◆ ◆ ◆ ◆ ◆ ◆ ◆

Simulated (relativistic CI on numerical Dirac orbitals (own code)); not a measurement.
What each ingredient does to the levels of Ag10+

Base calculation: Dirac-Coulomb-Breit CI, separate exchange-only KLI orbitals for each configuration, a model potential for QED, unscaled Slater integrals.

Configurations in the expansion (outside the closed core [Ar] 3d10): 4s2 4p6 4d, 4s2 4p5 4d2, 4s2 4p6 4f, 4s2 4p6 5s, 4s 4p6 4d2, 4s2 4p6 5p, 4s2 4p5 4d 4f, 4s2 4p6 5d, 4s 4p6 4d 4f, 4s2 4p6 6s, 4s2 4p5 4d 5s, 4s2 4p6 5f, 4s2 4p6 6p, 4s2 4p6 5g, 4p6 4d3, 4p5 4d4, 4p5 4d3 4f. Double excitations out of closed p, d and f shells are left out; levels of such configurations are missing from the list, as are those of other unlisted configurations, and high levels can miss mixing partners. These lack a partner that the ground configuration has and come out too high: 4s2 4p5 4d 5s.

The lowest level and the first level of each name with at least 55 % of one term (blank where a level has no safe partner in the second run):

◆ ◆ ◆ ◆ ◆ ◆ ◆

#### [WORK REQUEST]
All of the lines above are to be restated word for word.

#### [PROBLEM SOLUTION]
Simulated (relativistic CI on numerical Dirac orbitals (own code)); not a measurement.
What each ingredient does to the levels of Ag10+

Base calculation: Dirac-Coulomb-Breit CI, separate exchange-only KLI orbitals for each configuration, a model potential for QED, unscaled Slater integrals.

Configurations in the expansion (outside the closed core [Ar] 3d10): 4s2 4p6 4d, 4s2 4p5 4d2, 4s2 4p6 4f, 4s2 4p6 5s, 4s 4p6 4d2, 4s2 4p6 5p, 4s2 4p5 4d 4f, 4s2 4p6 5d, 4s 4p6 4d 4f, 4s2 4p6 6s, 4s2 4p5 4d 5s, 4s2 4p6 5f, 4s2 4p6 6p, 4s2 4p6 5g, 4p6 4d3, 4p5 4d4, 4p5 4d3 4f. Double excitations out of closed p, d and f shells are left out; levels of such configurations are missing from the list, as are those of other unlisted configurations, and high levels can miss mixing partners. These lack a partner that the ground configuration has and come out too high: 4s2 4p5 4d 5s.

The lowest level and the first level of each name with at least 55 % of one term (blank where a level has no safe partner in the second run):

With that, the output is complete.